Segment Start: Entries supplied

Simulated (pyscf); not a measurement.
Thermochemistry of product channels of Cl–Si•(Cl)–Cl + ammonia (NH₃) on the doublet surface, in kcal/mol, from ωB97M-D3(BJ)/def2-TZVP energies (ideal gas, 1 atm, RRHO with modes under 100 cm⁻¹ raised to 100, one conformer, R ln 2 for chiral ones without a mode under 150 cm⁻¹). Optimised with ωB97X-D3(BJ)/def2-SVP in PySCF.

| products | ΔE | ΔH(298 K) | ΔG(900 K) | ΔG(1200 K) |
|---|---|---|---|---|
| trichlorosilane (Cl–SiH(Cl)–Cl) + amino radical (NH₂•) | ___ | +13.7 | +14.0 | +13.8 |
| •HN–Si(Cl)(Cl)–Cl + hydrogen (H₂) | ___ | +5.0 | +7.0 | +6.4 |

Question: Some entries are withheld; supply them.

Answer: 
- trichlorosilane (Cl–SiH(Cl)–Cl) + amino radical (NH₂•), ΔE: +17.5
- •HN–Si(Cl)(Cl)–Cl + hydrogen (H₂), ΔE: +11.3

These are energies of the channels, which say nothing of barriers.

Segment End: Entries supplied

Output the data exactly, from the first line through the line that holds "- •HN–Si(Cl)(Cl)–Cl +", so that no later line appears.

Simulated (pyscf); not a measurement.
Thermochemistry of product channels of Cl–Si•(Cl)–Cl + ammonia (NH₃) on the doublet surface, in kcal/mol, from ωB97M-D3(BJ)/def2-TZVP energies (ideal gas, 1 atm, RRHO with modes under 100 cm⁻¹ raised to 100, one conformer, R ln 2 for chiral ones without a mode under 150 cm⁻¹). Optimised with ωB97X-D3(BJ)/def2-SVP in PySCF.

| products | ΔE | ΔH(298 K) | ΔG(900 K) | ΔG(1200 K) |
|---|---|---|---|---|
| trichlorosilane (Cl–SiH(Cl)–Cl) + amino radical (NH₂•) | ___ | +13.7 | +14.0 | +13.8 |
| •HN–Si(Cl)(Cl)–Cl + hydrogen (H₂) | ___ | +5.0 | +7.0 | +6.4 |

Question: Some entries are withheld; supply them.

Answer: 
- trichlorosilane (Cl–SiH(Cl)–Cl) + amino radical (NH₂•), ΔE: +17.5
- •HN–Si(Cl)(Cl)–Cl + hydrogen (H₂), ΔE: +11.3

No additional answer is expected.